[DATA EXCERPTS]
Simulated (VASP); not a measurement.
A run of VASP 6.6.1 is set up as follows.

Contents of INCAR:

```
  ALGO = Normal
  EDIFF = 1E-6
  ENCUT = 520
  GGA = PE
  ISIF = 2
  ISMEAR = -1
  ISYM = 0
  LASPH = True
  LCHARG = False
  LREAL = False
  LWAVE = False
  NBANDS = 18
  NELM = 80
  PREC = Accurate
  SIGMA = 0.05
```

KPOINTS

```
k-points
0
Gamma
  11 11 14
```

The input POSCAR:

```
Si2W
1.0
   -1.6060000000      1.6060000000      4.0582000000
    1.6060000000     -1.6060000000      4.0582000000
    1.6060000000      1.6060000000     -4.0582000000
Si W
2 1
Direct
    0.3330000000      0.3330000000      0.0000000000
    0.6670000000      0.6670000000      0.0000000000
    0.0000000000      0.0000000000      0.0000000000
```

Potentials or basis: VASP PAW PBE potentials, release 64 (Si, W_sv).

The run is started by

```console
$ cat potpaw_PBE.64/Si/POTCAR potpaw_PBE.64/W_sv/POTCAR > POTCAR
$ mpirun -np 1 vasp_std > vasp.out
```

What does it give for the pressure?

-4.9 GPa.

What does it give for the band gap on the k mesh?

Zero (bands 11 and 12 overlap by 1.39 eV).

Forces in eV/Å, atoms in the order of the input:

[ASSIGNMENT]
Print the whole listing exactly as it is.

[ANSWER SECTION]
Simulated (VASP); not a measurement.
A run of VASP 6.6.1 is set up as follows.

Contents of INCAR:

```
  ALGO = Normal
  EDIFF = 1E-6
  ENCUT = 520
  GGA = PE
  ISIF = 2
  ISMEAR = -1
  ISYM = 0
  LASPH = True
  LCHARG = False
  LREAL = False
  LWAVE = False
  NBANDS = 18
  NELM = 80
  PREC = Accurate
  SIGMA = 0.05
```

KPOINTS

```
k-points
0
Gamma
  11 11 14
```

The input POSCAR:

```
Si2W
1.0
   -1.6060000000      1.6060000000      4.0582000000
    1.6060000000     -1.6060000000      4.0582000000
    1.6060000000      1.6060000000     -4.0582000000
Si W
2 1
Direct
    0.3330000000      0.3330000000      0.0000000000
    0.6670000000      0.6670000000      0.0000000000
    0.0000000000      0.0000000000      0.0000000000
```

Potentials or basis: VASP PAW PBE potentials, release 64 (Si, W_sv).

The run is started by

```console
$ cat potpaw_PBE.64/Si/POTCAR potpaw_PBE.64/W_sv/POTCAR > POTCAR
$ mpirun -np 1 vasp_std > vasp.out
```

What does it give for the pressure?

-4.9 GPa.

What does it give for the band gap on the k mesh?

Zero (bands 11 and 12 overlap by 1.39 eV).

Forces in eV/Å, atoms in the order of the input:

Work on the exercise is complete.